DATA UNDER STUDY section start
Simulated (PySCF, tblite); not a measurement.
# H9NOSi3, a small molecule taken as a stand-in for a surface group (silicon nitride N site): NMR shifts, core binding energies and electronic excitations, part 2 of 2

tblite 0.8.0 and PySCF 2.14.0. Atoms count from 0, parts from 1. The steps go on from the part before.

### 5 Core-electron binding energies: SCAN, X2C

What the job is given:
DATA UNDER STUDY section end

What is wanted is an exact copy of the data.

[TASK SOLUTION]
Simulated (PySCF, tblite); not a measurement.
# H9NOSi3, a small molecule taken as a stand-in for a surface group (silicon nitride N site): NMR shifts, core binding energies and electronic excitations, part 2 of 2

tblite 0.8.0 and PySCF 2.14.0. Atoms count from 0, parts from 1. The steps go on from the part before.

### 5 Core-electron binding energies: SCAN, X2C

What the job is given:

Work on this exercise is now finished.